=-=-=-=-=
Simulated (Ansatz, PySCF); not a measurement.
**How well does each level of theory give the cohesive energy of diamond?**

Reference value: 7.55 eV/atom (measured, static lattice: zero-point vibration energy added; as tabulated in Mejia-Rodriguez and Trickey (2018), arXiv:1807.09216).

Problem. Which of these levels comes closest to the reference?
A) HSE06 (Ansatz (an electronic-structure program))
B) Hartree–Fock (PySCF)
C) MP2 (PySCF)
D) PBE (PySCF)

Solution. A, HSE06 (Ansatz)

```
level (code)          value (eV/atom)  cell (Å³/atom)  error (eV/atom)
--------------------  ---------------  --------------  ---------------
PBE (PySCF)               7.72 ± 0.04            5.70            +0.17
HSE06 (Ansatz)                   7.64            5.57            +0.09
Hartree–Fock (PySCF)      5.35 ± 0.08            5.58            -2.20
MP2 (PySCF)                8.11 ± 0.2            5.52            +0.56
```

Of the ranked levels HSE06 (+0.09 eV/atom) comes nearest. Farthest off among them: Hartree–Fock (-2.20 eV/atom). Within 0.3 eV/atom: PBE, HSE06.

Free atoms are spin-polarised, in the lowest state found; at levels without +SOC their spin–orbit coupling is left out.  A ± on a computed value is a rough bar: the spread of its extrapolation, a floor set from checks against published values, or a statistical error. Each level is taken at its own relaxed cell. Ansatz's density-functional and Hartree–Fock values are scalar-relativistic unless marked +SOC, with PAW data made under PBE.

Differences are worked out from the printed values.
=-=-=-=-=

[Activity] Beginning at the line above that contains "energy of diamond?**", return each line exactly through the line that contains "Free atoms are", and no others.

[Reply]
**How well does each level of theory give the cohesive energy of diamond?**

Reference value: 7.55 eV/atom (measured, static lattice: zero-point vibration energy added; as tabulated in Mejia-Rodriguez and Trickey (2018), arXiv:1807.09216).

Problem. Which of these levels comes closest to the reference?
A) HSE06 (Ansatz (an electronic-structure program))
B) Hartree–Fock (PySCF)
C) MP2 (PySCF)
D) PBE (PySCF)

Solution. A, HSE06 (Ansatz)

```
level (code)          value (eV/atom)  cell (Å³/atom)  error (eV/atom)
--------------------  ---------------  --------------  ---------------
PBE (PySCF)               7.72 ± 0.04            5.70            +0.17
HSE06 (Ansatz)                   7.64            5.57            +0.09
Hartree–Fock (PySCF)      5.35 ± 0.08            5.58            -2.20
MP2 (PySCF)                8.11 ± 0.2            5.52            +0.56
```

Of the ranked levels HSE06 (+0.09 eV/atom) comes nearest. Farthest off among them: Hartree–Fock (-2.20 eV/atom). Within 0.3 eV/atom: PBE, HSE06.

Free atoms are spin-polarised, in the lowest state found; at levels without +SOC their spin–orbit coupling is left out.  A ± on a computed value is a rough bar: the spread of its extrapolation, a floor set from checks against published values, or a statistical error. Each level is taken at its own relaxed cell. Ansatz's density-functional and Hartree–Fock values are scalar-relativistic unless marked +SOC, with PAW data made under PBE.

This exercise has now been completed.